> Required action: Only the lines from the start of the entries through the line with "VASP 6.6.1, plane" are wanted; please output them exactly.

> Data for review:
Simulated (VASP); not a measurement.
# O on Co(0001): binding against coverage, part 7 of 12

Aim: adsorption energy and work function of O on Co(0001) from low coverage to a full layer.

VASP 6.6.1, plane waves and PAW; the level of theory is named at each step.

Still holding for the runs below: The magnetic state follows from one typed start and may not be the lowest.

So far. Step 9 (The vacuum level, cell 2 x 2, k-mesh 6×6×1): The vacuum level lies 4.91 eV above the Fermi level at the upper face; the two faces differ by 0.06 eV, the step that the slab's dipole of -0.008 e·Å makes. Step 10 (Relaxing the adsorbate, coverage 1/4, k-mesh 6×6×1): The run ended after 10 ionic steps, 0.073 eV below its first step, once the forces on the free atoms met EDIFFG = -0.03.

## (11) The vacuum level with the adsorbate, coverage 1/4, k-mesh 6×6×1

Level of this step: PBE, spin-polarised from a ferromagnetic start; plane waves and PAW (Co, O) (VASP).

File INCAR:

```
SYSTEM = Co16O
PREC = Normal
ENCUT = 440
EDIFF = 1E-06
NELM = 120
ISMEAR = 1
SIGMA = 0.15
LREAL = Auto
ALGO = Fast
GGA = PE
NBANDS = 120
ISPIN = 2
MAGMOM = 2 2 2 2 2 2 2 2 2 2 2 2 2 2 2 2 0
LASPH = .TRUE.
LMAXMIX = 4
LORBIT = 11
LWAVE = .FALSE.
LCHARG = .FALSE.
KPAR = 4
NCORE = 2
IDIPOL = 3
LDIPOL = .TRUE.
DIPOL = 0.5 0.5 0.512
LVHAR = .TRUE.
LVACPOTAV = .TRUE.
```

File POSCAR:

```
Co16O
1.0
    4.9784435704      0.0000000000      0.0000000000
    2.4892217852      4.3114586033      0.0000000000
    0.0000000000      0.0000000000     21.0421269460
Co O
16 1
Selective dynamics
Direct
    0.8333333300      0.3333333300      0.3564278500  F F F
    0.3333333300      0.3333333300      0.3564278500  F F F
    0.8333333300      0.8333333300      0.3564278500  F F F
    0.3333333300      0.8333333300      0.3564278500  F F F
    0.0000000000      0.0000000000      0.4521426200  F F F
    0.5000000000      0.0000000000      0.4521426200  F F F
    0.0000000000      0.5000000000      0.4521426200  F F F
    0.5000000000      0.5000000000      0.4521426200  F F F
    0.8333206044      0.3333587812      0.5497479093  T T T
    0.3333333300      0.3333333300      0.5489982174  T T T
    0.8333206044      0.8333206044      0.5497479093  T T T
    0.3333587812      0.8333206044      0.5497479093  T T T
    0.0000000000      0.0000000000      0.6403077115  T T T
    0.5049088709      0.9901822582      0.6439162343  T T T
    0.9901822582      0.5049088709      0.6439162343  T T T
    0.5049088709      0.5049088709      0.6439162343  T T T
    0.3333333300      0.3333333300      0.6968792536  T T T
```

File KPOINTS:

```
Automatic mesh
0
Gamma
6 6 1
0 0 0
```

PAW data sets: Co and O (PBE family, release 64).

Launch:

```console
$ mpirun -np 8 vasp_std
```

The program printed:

> Exercise response:
Simulated (VASP); not a measurement.
# O on Co(0001): binding against coverage, part 7 of 12

Aim: adsorption energy and work function of O on Co(0001) from low coverage to a full layer.

VASP 6.6.1, plane waves and PAW; the level of theory is named at each step.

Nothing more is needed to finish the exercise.